→ **Work task**: Reproduce exactly the opening lines of the listing, stopping after the line that contains "A: -0.43 eV;" and including it.

### Dataset entries

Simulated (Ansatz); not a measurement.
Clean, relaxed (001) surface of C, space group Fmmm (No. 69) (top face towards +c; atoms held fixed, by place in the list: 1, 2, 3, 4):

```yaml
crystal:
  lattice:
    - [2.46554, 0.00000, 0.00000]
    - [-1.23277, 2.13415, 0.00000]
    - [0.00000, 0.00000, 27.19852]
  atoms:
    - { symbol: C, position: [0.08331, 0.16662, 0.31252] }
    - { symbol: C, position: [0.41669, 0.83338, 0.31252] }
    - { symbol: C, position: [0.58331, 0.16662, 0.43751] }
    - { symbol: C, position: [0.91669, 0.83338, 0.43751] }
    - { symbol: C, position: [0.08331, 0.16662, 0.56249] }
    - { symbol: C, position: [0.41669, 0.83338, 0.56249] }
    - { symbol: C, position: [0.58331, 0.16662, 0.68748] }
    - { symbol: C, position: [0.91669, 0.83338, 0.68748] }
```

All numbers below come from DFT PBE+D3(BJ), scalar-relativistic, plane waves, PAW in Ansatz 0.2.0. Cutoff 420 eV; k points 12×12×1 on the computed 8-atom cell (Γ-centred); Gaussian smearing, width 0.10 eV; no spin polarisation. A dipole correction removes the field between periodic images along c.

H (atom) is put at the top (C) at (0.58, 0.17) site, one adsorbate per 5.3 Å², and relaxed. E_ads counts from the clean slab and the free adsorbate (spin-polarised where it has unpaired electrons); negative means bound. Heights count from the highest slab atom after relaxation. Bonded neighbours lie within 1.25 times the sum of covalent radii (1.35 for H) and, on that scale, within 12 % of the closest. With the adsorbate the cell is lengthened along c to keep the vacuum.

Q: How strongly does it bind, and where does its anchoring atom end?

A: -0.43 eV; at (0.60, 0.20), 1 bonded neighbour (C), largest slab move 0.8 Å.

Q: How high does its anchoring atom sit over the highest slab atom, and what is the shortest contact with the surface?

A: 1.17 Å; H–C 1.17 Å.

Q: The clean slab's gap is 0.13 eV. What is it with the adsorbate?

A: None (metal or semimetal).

######

→ **Your response**:
Simulated (Ansatz); not a measurement.
Clean, relaxed (001) surface of C, space group Fmmm (No. 69) (top face towards +c; atoms held fixed, by place in the list: 1, 2, 3, 4):

```yaml
crystal:
  lattice:
    - [2.46554, 0.00000, 0.00000]
    - [-1.23277, 2.13415, 0.00000]
    - [0.00000, 0.00000, 27.19852]
  atoms:
    - { symbol: C, position: [0.08331, 0.16662, 0.31252] }
    - { symbol: C, position: [0.41669, 0.83338, 0.31252] }
    - { symbol: C, position: [0.58331, 0.16662, 0.43751] }
    - { symbol: C, position: [0.91669, 0.83338, 0.43751] }
    - { symbol: C, position: [0.08331, 0.16662, 0.56249] }
    - { symbol: C, position: [0.41669, 0.83338, 0.56249] }
    - { symbol: C, position: [0.58331, 0.16662, 0.68748] }
    - { symbol: C, position: [0.91669, 0.83338, 0.68748] }
```

All numbers below come from DFT PBE+D3(BJ), scalar-relativistic, plane waves, PAW in Ansatz 0.2.0. Cutoff 420 eV; k points 12×12×1 on the computed 8-atom cell (Γ-centred); Gaussian smearing, width 0.10 eV; no spin polarisation. A dipole correction removes the field between periodic images along c.

H (atom) is put at the top (C) at (0.58, 0.17) site, one adsorbate per 5.3 Å², and relaxed. E_ads counts from the clean slab and the free adsorbate (spin-polarised where it has unpaired electrons); negative means bound. Heights count from the highest slab atom after relaxation. Bonded neighbours lie within 1.25 times the sum of covalent radii (1.35 for H) and, on that scale, within 12 % of the closest. With the adsorbate the cell is lengthened along c to keep the vacuum.

Q: How strongly does it bind, and where does its anchoring atom end?

A: -0.43 eV; at (0.60, 0.20), 1 bonded neighbour (C), largest slab move 0.8 Å.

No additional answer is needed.